= = = =

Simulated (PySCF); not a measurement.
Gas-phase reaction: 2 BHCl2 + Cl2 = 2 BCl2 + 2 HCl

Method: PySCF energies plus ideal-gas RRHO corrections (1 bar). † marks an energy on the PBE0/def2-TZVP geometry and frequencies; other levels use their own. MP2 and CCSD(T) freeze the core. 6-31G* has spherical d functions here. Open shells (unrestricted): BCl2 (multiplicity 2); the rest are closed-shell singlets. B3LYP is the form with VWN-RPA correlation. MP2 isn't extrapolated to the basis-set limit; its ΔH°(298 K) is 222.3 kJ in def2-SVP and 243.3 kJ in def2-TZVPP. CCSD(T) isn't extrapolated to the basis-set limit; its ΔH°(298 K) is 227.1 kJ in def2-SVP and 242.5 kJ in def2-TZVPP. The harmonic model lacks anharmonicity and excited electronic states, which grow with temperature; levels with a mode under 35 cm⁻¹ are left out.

= = = =

**Work instruction:** Return each line exactly, beginning at the start of the material above and ending at the line that includes "Gas-phase reaction: 2", with both of those kept.

**Worked solution:**
Simulated (PySCF); not a measurement.
Gas-phase reaction: 2 BHCl2 + Cl2 = 2 BCl2 + 2 HCl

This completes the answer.